═════ Records shown ═════

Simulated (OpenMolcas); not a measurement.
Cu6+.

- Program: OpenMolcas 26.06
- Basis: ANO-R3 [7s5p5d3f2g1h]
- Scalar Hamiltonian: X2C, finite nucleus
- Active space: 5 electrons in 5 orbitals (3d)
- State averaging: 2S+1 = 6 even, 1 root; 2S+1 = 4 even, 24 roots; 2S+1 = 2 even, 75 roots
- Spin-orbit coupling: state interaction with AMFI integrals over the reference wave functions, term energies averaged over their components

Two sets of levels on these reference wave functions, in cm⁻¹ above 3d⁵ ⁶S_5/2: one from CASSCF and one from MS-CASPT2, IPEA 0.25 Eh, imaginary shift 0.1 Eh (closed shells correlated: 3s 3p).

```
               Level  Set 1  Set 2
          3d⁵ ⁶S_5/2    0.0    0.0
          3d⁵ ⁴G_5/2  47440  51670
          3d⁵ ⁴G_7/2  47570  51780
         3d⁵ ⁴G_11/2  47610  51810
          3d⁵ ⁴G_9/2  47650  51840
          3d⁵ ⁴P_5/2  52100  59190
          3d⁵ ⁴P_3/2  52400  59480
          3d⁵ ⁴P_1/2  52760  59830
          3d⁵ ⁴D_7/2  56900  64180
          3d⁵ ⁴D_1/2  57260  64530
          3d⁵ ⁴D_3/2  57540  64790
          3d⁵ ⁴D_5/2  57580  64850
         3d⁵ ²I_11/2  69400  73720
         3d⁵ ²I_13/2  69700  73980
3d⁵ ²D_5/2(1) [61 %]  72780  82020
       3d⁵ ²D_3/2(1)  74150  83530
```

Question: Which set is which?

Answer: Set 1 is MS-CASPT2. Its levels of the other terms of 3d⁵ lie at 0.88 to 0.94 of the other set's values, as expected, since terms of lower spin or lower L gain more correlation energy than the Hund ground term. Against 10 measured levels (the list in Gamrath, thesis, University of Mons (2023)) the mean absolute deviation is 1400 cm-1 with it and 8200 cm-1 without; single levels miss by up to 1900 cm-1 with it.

═════

**Work instruction**
Return nothing but the lines from the start of the listing above through the line containing "- Spin-orbit coupling: state", exactly as given.

**Response**
Simulated (OpenMolcas); not a measurement.
Cu6+.

- Program: OpenMolcas 26.06
- Basis: ANO-R3 [7s5p5d3f2g1h]
- Scalar Hamiltonian: X2C, finite nucleus
- Active space: 5 electrons in 5 orbitals (3d)
- State averaging: 2S+1 = 6 even, 1 root; 2S+1 = 4 even, 24 roots; 2S+1 = 2 even, 75 roots
- Spin-orbit coupling: state interaction with AMFI integrals over the reference wave functions, term energies averaged over their components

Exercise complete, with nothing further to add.